SOURCE INFORMATION:
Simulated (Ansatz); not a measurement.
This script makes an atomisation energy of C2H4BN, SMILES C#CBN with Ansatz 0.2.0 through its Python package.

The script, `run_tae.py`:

ACTION ITEM:
For this task, retype the material exactly, line for line.

EXERCISE ANSWER:
Simulated (Ansatz); not a measurement.
This script makes an atomisation energy of C2H4BN, SMILES C#CBN with Ansatz 0.2.0 through its Python package.

The script, `run_tae.py`:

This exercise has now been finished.